◆ Assignment ◆
Entries must be copied exactly, with nothing left out.

════════════════

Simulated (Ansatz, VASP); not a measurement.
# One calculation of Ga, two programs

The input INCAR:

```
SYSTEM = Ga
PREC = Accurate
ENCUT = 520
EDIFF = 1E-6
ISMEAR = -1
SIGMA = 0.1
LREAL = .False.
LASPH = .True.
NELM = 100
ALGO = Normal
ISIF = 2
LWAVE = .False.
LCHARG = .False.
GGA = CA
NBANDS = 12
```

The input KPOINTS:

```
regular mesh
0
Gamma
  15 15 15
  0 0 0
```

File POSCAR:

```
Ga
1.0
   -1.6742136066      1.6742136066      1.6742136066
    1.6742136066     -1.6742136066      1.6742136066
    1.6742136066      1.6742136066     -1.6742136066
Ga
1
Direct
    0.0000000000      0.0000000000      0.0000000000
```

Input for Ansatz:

════════════════

◆ Written reply ◆
Simulated (Ansatz, VASP); not a measurement.
# One calculation of Ga, two programs

The input INCAR:

```
SYSTEM = Ga
PREC = Accurate
ENCUT = 520
EDIFF = 1E-6
ISMEAR = -1
SIGMA = 0.1
LREAL = .False.
LASPH = .True.
NELM = 100
ALGO = Normal
ISIF = 2
LWAVE = .False.
LCHARG = .False.
GGA = CA
NBANDS = 12
```

The input KPOINTS:

```
regular mesh
0
Gamma
  15 15 15
  0 0 0
```

File POSCAR:

```
Ga
1.0
   -1.6742136066      1.6742136066      1.6742136066
    1.6742136066     -1.6742136066      1.6742136066
    1.6742136066      1.6742136066     -1.6742136066
Ga
1
Direct
    0.0000000000      0.0000000000      0.0000000000
```

Input for Ansatz:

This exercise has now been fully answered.